Data extract =>
^^^^^^^^
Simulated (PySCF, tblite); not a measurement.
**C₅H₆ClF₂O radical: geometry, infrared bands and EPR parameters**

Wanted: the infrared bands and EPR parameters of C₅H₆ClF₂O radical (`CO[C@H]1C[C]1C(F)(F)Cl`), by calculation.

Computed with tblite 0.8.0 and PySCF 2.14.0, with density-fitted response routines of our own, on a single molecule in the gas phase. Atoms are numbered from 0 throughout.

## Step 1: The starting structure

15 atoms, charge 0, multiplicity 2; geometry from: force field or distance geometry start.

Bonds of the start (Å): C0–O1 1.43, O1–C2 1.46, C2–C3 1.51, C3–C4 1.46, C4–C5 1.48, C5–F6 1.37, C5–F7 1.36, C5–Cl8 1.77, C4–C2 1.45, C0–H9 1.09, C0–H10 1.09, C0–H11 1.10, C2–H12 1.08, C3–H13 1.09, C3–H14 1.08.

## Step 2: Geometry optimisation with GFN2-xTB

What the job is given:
^^^^^^^^

Requirement =>
In your answer, include only the lines above starting at the line that holds "Wanted: the infrared" and ending at the line that holds "## Step 2: Geometry", copied exactly.

Problem solution =>
Wanted: the infrared bands and EPR parameters of C₅H₆ClF₂O radical (`CO[C@H]1C[C]1C(F)(F)Cl`), by calculation.

Computed with tblite 0.8.0 and PySCF 2.14.0, with density-fitted response routines of our own, on a single molecule in the gas phase. Atoms are numbered from 0 throughout.

## Step 1: The starting structure

15 atoms, charge 0, multiplicity 2; geometry from: force field or distance geometry start.

Bonds of the start (Å): C0–O1 1.43, O1–C2 1.46, C2–C3 1.51, C3–C4 1.46, C4–C5 1.48, C5–F6 1.37, C5–F7 1.36, C5–Cl8 1.77, C4–C2 1.45, C0–H9 1.09, C0–H10 1.09, C0–H11 1.10, C2–H12 1.08, C3–H13 1.09, C3–H14 1.08.

## Step 2: Geometry optimisation with GFN2-xTB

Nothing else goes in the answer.